▸ **MATERIAL SHOWN**:
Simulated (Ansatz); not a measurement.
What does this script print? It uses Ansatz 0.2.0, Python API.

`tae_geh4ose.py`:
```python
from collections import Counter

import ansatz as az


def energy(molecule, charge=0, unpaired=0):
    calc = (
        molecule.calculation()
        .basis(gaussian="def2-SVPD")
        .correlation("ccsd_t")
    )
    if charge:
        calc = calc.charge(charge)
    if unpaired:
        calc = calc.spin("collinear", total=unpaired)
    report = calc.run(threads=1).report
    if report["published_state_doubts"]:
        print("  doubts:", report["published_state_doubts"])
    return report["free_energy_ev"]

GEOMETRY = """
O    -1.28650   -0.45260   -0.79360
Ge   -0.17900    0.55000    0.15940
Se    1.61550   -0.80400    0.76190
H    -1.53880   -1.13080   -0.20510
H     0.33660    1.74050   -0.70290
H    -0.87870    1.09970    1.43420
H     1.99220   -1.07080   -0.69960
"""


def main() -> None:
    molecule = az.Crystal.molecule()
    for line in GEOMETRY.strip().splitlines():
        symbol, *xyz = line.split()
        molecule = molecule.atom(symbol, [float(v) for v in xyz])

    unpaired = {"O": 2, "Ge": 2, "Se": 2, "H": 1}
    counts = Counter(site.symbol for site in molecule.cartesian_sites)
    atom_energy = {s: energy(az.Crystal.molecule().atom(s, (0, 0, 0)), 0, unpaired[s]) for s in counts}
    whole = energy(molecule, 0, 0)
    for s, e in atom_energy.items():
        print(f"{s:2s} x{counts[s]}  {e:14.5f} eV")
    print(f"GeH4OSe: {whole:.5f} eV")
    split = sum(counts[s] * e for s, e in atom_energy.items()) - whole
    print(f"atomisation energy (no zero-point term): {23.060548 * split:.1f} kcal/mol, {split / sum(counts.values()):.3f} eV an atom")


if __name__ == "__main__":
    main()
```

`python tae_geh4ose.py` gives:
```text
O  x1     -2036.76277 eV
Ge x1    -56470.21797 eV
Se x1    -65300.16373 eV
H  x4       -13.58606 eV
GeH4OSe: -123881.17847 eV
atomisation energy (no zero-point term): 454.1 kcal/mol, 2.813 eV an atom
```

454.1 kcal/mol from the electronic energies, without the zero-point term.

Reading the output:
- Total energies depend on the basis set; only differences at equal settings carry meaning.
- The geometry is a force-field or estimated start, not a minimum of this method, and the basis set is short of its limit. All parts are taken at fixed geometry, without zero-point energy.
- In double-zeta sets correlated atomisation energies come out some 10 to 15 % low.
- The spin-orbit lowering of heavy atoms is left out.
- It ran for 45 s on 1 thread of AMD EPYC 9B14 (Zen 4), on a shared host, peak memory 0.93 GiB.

▸ **TASK ITEM**: Would you please transcribe the lines above exactly, starting with the first line of the material and ending with the line that has "- Total energies"?

▸ **TASK RESPONSE**:
Simulated (Ansatz); not a measurement.
What does this script print? It uses Ansatz 0.2.0, Python API.

`tae_geh4ose.py`:
```python
from collections import Counter

import ansatz as az


def energy(molecule, charge=0, unpaired=0):
    calc = (
        molecule.calculation()
        .basis(gaussian="def2-SVPD")
        .correlation("ccsd_t")
    )
    if charge:
        calc = calc.charge(charge)
    if unpaired:
        calc = calc.spin("collinear", total=unpaired)
    report = calc.run(threads=1).report
    if report["published_state_doubts"]:
        print("  doubts:", report["published_state_doubts"])
    return report["free_energy_ev"]

GEOMETRY = """
O    -1.28650   -0.45260   -0.79360
Ge   -0.17900    0.55000    0.15940
Se    1.61550   -0.80400    0.76190
H    -1.53880   -1.13080   -0.20510
H     0.33660    1.74050   -0.70290
H    -0.87870    1.09970    1.43420
H     1.99220   -1.07080   -0.69960
"""


def main() -> None:
    molecule = az.Crystal.molecule()
    for line in GEOMETRY.strip().splitlines():
        symbol, *xyz = line.split()
        molecule = molecule.atom(symbol, [float(v) for v in xyz])

    unpaired = {"O": 2, "Ge": 2, "Se": 2, "H": 1}
    counts = Counter(site.symbol for site in molecule.cartesian_sites)
    atom_energy = {s: energy(az.Crystal.molecule().atom(s, (0, 0, 0)), 0, unpaired[s]) for s in counts}
    whole = energy(molecule, 0, 0)
    for s, e in atom_energy.items():
        print(f"{s:2s} x{counts[s]}  {e:14.5f} eV")
    print(f"GeH4OSe: {whole:.5f} eV")
    split = sum(counts[s] * e for s, e in atom_energy.items()) - whole
    print(f"atomisation energy (no zero-point term): {23.060548 * split:.1f} kcal/mol, {split / sum(counts.values()):.3f} eV an atom")


if __name__ == "__main__":
    main()
```

`python tae_geh4ose.py` gives:
```text
O  x1     -2036.76277 eV
Ge x1    -56470.21797 eV
Se x1    -65300.16373 eV
H  x4       -13.58606 eV
GeH4OSe: -123881.17847 eV
atomisation energy (no zero-point term): 454.1 kcal/mol, 2.813 eV an atom
```

454.1 kcal/mol from the electronic energies, without the zero-point term.

Reading the output:
- Total energies depend on the basis set; only differences at equal settings carry meaning.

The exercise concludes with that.